+ + + + +

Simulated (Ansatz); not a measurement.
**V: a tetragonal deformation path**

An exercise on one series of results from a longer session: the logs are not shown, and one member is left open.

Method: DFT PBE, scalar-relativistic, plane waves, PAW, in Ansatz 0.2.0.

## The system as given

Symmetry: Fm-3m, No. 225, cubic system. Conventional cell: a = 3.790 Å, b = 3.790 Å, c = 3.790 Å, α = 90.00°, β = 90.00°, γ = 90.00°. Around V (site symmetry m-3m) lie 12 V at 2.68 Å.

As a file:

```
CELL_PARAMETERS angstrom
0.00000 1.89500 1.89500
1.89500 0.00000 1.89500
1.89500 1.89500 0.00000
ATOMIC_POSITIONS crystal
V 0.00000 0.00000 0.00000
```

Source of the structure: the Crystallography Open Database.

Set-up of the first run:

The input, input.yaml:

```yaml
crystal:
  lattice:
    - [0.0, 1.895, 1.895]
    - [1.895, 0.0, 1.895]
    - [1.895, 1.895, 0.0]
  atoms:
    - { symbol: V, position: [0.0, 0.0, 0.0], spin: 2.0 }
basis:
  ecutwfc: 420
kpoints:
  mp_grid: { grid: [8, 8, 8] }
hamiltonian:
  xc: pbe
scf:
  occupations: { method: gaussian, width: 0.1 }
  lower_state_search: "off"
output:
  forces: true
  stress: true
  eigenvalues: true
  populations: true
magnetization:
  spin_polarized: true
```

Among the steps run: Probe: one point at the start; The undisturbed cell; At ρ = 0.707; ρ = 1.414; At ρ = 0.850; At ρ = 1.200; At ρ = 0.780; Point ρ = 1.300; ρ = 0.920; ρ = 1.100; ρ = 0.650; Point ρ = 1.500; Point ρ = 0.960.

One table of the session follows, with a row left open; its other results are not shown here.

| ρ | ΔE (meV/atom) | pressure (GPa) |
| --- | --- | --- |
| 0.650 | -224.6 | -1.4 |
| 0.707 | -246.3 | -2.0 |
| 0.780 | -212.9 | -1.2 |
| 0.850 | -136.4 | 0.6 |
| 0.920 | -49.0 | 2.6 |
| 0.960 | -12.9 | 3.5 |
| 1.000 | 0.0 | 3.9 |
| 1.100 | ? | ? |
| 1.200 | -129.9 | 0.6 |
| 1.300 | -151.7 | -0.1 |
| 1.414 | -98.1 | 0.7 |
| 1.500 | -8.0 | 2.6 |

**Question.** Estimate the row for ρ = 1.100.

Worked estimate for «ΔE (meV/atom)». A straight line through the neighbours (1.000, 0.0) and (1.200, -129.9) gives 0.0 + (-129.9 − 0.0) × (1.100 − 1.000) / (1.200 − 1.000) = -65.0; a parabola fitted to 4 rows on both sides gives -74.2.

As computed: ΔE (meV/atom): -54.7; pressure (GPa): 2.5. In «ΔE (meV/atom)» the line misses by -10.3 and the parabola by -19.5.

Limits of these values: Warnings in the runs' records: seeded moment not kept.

+ + + + +

▶ **EXERCISE**
Copy the stretch of the records above that runs from the line with "-49.0 | 2.6 |" through the line with "for ρ = 1.100.". Both end lines belong in the copy, and nothing else does.

▶ **EXERCISE SOLUTION**
| 0.920 | -49.0 | 2.6 |
| 0.960 | -12.9 | 3.5 |
| 1.000 | 0.0 | 3.9 |
| 1.100 | ? | ? |
| 1.200 | -129.9 | 0.6 |
| 1.300 | -151.7 | -0.1 |
| 1.414 | -98.1 | 0.7 |
| 1.500 | -8.0 | 2.6 |

**Question.** Estimate the row for ρ = 1.100.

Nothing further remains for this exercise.